○ ○ ○ ○ ○ ○ ○
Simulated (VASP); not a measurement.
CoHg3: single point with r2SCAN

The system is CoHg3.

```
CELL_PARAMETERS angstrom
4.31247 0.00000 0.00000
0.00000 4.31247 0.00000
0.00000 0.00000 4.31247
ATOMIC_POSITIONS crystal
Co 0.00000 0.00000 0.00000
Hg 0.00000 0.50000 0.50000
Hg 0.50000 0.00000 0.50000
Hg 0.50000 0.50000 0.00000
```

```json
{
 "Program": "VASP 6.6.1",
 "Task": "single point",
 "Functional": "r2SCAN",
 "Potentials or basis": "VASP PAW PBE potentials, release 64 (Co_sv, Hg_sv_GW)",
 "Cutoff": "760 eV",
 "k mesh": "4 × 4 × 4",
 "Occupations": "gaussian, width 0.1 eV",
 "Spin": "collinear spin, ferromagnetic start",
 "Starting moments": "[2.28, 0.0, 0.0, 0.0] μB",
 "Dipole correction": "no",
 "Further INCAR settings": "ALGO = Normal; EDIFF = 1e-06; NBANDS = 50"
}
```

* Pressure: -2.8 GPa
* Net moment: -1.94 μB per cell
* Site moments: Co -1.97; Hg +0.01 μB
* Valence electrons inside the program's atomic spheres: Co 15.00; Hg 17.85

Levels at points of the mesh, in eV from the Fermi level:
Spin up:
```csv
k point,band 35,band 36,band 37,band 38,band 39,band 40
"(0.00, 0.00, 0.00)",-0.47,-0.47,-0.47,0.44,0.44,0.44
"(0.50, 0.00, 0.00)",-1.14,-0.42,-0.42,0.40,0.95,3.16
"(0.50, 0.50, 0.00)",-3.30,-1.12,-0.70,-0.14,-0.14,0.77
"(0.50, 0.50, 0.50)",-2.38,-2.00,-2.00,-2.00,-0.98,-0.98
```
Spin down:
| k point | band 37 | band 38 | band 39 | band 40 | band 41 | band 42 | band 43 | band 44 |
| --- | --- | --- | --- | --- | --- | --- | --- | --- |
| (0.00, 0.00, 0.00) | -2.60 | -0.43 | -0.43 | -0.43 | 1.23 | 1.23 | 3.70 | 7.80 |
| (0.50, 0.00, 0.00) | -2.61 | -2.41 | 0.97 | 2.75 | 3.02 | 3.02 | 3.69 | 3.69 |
○ ○ ○ ○ ○ ○ ○

Transcribe exactly, and only, the lines from the opening line of the records through the line containing "3.70 | 7.80 |".

Simulated (VASP); not a measurement.
CoHg3: single point with r2SCAN

The system is CoHg3.

```
CELL_PARAMETERS angstrom
4.31247 0.00000 0.00000
0.00000 4.31247 0.00000
0.00000 0.00000 4.31247
ATOMIC_POSITIONS crystal
Co 0.00000 0.00000 0.00000
Hg 0.00000 0.50000 0.50000
Hg 0.50000 0.00000 0.50000
Hg 0.50000 0.50000 0.00000
```

```json
{
 "Program": "VASP 6.6.1",
 "Task": "single point",
 "Functional": "r2SCAN",
 "Potentials or basis": "VASP PAW PBE potentials, release 64 (Co_sv, Hg_sv_GW)",
 "Cutoff": "760 eV",
 "k mesh": "4 × 4 × 4",
 "Occupations": "gaussian, width 0.1 eV",
 "Spin": "collinear spin, ferromagnetic start",
 "Starting moments": "[2.28, 0.0, 0.0, 0.0] μB",
 "Dipole correction": "no",
 "Further INCAR settings": "ALGO = Normal; EDIFF = 1e-06; NBANDS = 50"
}
```

* Pressure: -2.8 GPa
* Net moment: -1.94 μB per cell
* Site moments: Co -1.97; Hg +0.01 μB
* Valence electrons inside the program's atomic spheres: Co 15.00; Hg 17.85

Levels at points of the mesh, in eV from the Fermi level:
Spin up:
```csv
k point,band 35,band 36,band 37,band 38,band 39,band 40
"(0.00, 0.00, 0.00)",-0.47,-0.47,-0.47,0.44,0.44,0.44
"(0.50, 0.00, 0.00)",-1.14,-0.42,-0.42,0.40,0.95,3.16
"(0.50, 0.50, 0.00)",-3.30,-1.12,-0.70,-0.14,-0.14,0.77
"(0.50, 0.50, 0.50)",-2.38,-2.00,-2.00,-2.00,-0.98,-0.98
```
Spin down:
| k point | band 37 | band 38 | band 39 | band 40 | band 41 | band 42 | band 43 | band 44 |
| --- | --- | --- | --- | --- | --- | --- | --- | --- |
| (0.00, 0.00, 0.00) | -2.60 | -0.43 | -0.43 | -0.43 | 1.23 | 1.23 | 3.70 | 7.80 |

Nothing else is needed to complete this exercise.